Segment Open

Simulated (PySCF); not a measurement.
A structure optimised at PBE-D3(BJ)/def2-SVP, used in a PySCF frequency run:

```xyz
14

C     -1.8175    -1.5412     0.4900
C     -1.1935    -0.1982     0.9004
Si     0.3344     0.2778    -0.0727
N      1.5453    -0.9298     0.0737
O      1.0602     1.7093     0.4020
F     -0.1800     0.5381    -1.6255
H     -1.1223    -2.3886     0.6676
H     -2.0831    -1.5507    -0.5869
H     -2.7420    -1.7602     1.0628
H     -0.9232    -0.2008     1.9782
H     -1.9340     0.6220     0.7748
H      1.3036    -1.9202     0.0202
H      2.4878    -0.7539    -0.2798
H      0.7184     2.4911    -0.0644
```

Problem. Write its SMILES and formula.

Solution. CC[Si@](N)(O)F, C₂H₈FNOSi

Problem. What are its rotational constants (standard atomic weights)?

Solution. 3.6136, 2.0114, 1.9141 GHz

Segment Closed

Write out the complete material a second time, matching it exactly.

Simulated (PySCF); not a measurement.
A structure optimised at PBE-D3(BJ)/def2-SVP, used in a PySCF frequency run:

```xyz
14

C     -1.8175    -1.5412     0.4900
C     -1.1935    -0.1982     0.9004
Si     0.3344     0.2778    -0.0727
N      1.5453    -0.9298     0.0737
O      1.0602     1.7093     0.4020
F     -0.1800     0.5381    -1.6255
H     -1.1223    -2.3886     0.6676
H     -2.0831    -1.5507    -0.5869
H     -2.7420    -1.7602     1.0628
H     -0.9232    -0.2008     1.9782
H     -1.9340     0.6220     0.7748
H      1.3036    -1.9202     0.0202
H      2.4878    -0.7539    -0.2798
H      0.7184     2.4911    -0.0644
```

Problem. Write its SMILES and formula.

Solution. CC[Si@](N)(O)F, C₂H₈FNOSi

Problem. What are its rotational constants (standard atomic weights)?

Solution. 3.6136, 2.0114, 1.9141 GHz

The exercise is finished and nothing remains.